## [Given records]
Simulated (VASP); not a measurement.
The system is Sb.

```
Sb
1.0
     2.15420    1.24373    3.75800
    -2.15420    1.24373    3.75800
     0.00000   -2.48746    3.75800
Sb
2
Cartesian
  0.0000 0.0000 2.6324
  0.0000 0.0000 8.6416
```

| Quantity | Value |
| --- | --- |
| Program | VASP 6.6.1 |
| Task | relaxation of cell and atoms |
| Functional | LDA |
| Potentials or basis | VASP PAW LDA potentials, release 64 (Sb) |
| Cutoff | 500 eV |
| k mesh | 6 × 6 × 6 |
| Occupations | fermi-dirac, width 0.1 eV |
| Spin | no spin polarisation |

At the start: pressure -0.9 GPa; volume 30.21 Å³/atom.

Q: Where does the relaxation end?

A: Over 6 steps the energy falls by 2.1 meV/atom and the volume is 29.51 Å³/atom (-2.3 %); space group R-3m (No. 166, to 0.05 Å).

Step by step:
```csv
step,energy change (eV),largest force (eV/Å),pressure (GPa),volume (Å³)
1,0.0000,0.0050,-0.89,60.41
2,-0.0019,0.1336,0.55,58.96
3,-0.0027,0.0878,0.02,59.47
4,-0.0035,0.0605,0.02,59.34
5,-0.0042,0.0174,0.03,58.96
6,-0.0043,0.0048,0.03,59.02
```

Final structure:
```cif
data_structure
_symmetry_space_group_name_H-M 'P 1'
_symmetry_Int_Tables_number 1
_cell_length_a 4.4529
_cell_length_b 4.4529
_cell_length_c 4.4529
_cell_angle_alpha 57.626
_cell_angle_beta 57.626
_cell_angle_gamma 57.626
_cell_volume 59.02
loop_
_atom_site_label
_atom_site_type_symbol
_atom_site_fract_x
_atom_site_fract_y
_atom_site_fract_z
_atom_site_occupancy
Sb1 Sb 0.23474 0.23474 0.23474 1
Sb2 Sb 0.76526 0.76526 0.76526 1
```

## [Activity]
In this exercise, copy only the lines from the opening line of the material through the line where "Q: Where does the relaxation end?" appears.

## [Task output]
Simulated (VASP); not a measurement.
The system is Sb.

```
Sb
1.0
     2.15420    1.24373    3.75800
    -2.15420    1.24373    3.75800
     0.00000   -2.48746    3.75800
Sb
2
Cartesian
  0.0000 0.0000 2.6324
  0.0000 0.0000 8.6416
```

| Quantity | Value |
| --- | --- |
| Program | VASP 6.6.1 |
| Task | relaxation of cell and atoms |
| Functional | LDA |
| Potentials or basis | VASP PAW LDA potentials, release 64 (Sb) |
| Cutoff | 500 eV |
| k mesh | 6 × 6 × 6 |
| Occupations | fermi-dirac, width 0.1 eV |
| Spin | no spin polarisation |

At the start: pressure -0.9 GPa; volume 30.21 Å³/atom.

Q: Where does the relaxation end?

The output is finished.